The lines from the first line of the entries through the line containing "E: Tl (hcp, Mg" are to be repeated exactly, with both of those lines included.

○ ○ ○ ○

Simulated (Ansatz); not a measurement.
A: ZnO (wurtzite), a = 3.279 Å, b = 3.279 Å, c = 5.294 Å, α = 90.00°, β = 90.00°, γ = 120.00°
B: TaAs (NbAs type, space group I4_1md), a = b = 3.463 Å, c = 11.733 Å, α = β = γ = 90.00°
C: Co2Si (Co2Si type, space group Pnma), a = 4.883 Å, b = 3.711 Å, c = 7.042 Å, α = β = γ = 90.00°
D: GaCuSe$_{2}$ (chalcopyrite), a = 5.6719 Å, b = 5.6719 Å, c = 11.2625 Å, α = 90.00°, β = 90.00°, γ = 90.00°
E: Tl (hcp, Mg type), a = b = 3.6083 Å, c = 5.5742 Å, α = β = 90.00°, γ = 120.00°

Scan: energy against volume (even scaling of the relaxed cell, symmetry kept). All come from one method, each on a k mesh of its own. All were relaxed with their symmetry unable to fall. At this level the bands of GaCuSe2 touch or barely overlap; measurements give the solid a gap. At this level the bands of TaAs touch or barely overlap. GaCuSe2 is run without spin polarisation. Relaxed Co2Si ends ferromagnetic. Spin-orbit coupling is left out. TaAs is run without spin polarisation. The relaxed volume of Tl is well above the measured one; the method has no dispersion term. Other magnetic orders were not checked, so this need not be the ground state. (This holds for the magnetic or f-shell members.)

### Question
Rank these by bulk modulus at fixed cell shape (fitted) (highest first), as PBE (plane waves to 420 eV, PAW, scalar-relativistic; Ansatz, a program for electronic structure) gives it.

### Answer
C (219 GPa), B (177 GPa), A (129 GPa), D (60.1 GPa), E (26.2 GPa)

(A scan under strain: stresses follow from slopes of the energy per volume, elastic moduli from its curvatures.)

○ ○ ○ ○

▶ **SOLUTION**:
Simulated (Ansatz); not a measurement.
A: ZnO (wurtzite), a = 3.279 Å, b = 3.279 Å, c = 5.294 Å, α = 90.00°, β = 90.00°, γ = 120.00°
B: TaAs (NbAs type, space group I4_1md), a = b = 3.463 Å, c = 11.733 Å, α = β = γ = 90.00°
C: Co2Si (Co2Si type, space group Pnma), a = 4.883 Å, b = 3.711 Å, c = 7.042 Å, α = β = γ = 90.00°
D: GaCuSe$_{2}$ (chalcopyrite), a = 5.6719 Å, b = 5.6719 Å, c = 11.2625 Å, α = 90.00°, β = 90.00°, γ = 90.00°
E: Tl (hcp, Mg type), a = b = 3.6083 Å, c = 5.5742 Å, α = β = 90.00°, γ = 120.00°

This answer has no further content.